STORED DATA below:

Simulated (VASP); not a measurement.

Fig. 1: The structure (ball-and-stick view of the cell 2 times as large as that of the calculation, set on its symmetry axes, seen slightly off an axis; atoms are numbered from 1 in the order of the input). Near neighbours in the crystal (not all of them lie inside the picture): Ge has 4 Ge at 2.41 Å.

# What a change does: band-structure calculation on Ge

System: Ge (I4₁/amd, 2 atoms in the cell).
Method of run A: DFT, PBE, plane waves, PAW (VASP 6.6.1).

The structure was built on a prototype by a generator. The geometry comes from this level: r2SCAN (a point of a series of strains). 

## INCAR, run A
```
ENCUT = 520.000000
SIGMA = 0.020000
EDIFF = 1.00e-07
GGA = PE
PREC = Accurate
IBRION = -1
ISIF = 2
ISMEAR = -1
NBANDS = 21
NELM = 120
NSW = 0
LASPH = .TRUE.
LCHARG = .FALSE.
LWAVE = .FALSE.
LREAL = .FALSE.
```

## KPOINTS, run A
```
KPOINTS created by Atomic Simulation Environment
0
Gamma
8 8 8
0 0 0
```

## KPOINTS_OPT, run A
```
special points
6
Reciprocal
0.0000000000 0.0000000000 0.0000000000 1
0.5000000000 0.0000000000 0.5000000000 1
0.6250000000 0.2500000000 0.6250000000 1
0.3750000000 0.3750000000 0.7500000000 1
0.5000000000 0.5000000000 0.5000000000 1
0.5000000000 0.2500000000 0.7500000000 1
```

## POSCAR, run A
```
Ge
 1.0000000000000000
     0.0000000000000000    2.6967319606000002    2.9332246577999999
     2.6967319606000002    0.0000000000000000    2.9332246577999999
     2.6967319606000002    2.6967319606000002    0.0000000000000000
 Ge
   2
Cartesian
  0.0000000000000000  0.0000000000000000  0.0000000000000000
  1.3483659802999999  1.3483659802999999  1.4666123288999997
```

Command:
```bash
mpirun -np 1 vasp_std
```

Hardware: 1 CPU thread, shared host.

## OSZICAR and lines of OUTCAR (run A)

End of STORED DATA.

Would you please write out, exactly and with no other lines, the stretch of the listing above from the line containing "Method of run" through the line containing "Hardware: 1 CPU thread, shared host."?

# EXERCISE OUTPUT:
Method of run A: DFT, PBE, plane waves, PAW (VASP 6.6.1).

The structure was built on a prototype by a generator. The geometry comes from this level: r2SCAN (a point of a series of strains). 

## INCAR, run A
```
ENCUT = 520.000000
SIGMA = 0.020000
EDIFF = 1.00e-07
GGA = PE
PREC = Accurate
IBRION = -1
ISIF = 2
ISMEAR = -1
NBANDS = 21
NELM = 120
NSW = 0
LASPH = .TRUE.
LCHARG = .FALSE.
LWAVE = .FALSE.
LREAL = .FALSE.
```

## KPOINTS, run A
```
KPOINTS created by Atomic Simulation Environment
0
Gamma
8 8 8
0 0 0
```

## KPOINTS_OPT, run A
```
special points
6
Reciprocal
0.0000000000 0.0000000000 0.0000000000 1
0.5000000000 0.0000000000 0.5000000000 1
0.6250000000 0.2500000000 0.6250000000 1
0.3750000000 0.3750000000 0.7500000000 1
0.5000000000 0.5000000000 0.5000000000 1
0.5000000000 0.2500000000 0.7500000000 1
```

## POSCAR, run A
```
Ge
 1.0000000000000000
     0.0000000000000000    2.6967319606000002    2.9332246577999999
     2.6967319606000002    0.0000000000000000    2.9332246577999999
     2.6967319606000002    2.6967319606000002    0.0000000000000000
 Ge
   2
Cartesian
  0.0000000000000000  0.0000000000000000  0.0000000000000000
  1.3483659802999999  1.3483659802999999  1.4666123288999997
```

Command:
```bash
mpirun -np 1 vasp_std
```

Hardware: 1 CPU thread, shared host.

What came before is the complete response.